» **WORK TASK**:
The line that contains "## Iteration 1" marks the end: retype the data below exactly from its first line through that line.

» **RECORDS PROVIDED**:

========================

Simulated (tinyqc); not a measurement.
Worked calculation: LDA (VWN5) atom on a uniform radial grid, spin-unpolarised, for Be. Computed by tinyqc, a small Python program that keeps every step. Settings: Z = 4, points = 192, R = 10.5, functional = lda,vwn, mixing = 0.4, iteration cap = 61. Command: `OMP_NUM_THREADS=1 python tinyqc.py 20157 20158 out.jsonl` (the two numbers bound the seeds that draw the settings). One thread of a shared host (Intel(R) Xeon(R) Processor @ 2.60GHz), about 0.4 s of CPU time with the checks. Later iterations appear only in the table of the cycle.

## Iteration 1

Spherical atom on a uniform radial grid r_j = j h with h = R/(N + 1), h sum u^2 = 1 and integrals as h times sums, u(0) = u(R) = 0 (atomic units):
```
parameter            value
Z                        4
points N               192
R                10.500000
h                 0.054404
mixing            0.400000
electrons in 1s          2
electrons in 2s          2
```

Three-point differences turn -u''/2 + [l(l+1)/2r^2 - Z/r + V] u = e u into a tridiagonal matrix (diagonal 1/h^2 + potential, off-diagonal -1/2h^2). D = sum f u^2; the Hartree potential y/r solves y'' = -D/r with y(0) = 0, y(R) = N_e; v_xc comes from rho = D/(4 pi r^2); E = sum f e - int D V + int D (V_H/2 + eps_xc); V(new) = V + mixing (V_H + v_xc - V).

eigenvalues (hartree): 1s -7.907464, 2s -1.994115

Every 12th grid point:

========================

» **RESPONSE BOX**:
Simulated (tinyqc); not a measurement.
Worked calculation: LDA (VWN5) atom on a uniform radial grid, spin-unpolarised, for Be. Computed by tinyqc, a small Python program that keeps every step. Settings: Z = 4, points = 192, R = 10.5, functional = lda,vwn, mixing = 0.4, iteration cap = 61. Command: `OMP_NUM_THREADS=1 python tinyqc.py 20157 20158 out.jsonl` (the two numbers bound the seeds that draw the settings). One thread of a shared host (Intel(R) Xeon(R) Processor @ 2.60GHz), about 0.4 s of CPU time with the checks. Later iterations appear only in the table of the cycle.

## Iteration 1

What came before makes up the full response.